####################

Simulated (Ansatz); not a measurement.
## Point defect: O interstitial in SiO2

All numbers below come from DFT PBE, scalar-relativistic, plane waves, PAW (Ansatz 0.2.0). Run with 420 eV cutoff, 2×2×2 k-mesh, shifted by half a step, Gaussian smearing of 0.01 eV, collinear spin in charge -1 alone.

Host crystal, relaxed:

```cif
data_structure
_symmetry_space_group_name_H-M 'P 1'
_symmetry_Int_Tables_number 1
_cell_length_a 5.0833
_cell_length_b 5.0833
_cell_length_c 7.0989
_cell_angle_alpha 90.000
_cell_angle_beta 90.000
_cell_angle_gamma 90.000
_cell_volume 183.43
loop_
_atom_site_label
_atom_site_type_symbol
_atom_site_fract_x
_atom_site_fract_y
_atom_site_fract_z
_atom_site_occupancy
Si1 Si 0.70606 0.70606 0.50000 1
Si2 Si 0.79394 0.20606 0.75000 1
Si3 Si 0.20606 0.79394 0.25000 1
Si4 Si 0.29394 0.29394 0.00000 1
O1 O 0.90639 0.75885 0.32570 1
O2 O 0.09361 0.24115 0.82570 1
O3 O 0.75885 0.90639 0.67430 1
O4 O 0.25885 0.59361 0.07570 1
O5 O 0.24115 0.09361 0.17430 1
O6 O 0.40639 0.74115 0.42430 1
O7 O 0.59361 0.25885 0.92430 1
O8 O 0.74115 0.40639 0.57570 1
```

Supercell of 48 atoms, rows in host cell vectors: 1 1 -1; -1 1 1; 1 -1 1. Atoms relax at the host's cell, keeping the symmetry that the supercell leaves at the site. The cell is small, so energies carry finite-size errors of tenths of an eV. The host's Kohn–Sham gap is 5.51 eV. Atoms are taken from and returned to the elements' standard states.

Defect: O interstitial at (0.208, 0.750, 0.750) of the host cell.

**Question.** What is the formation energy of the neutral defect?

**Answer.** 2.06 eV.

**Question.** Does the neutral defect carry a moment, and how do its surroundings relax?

####################

Assignment
Give back every line from the beginning of the records through the line holding "All numbers below", exactly as it reads, and leave out the rest.

Task result
Simulated (Ansatz); not a measurement.
## Point defect: O interstitial in SiO2

All numbers below come from DFT PBE, scalar-relativistic, plane waves, PAW (Ansatz 0.2.0). Run with 420 eV cutoff, 2×2×2 k-mesh, shifted by half a step, Gaussian smearing of 0.01 eV, collinear spin in charge -1 alone.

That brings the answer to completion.